From the entries that follow, copy exactly the lines beginning at the line holding "Cell and atoms" and continuing through the line holding "Task: What does it relax to?".

━━━━━━━━━━━━━━━━
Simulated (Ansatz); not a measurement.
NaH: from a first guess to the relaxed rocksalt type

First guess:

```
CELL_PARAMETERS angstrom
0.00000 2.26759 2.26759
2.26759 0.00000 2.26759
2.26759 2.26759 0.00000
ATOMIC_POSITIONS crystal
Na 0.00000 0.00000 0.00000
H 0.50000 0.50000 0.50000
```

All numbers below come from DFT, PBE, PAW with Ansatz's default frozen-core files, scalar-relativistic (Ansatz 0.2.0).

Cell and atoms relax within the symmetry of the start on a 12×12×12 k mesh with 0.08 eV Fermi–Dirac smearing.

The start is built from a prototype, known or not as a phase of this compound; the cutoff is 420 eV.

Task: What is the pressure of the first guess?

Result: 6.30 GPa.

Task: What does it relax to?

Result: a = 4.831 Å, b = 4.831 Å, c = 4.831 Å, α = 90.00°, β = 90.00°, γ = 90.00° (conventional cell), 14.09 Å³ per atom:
━━━━━━━━━━━━━━━━

● **Result**:
Cell and atoms relax within the symmetry of the start on a 12×12×12 k mesh with 0.08 eV Fermi–Dirac smearing.

The start is built from a prototype, known or not as a phase of this compound; the cutoff is 420 eV.

Task: What is the pressure of the first guess?

Result: 6.30 GPa.

Task: What does it relax to?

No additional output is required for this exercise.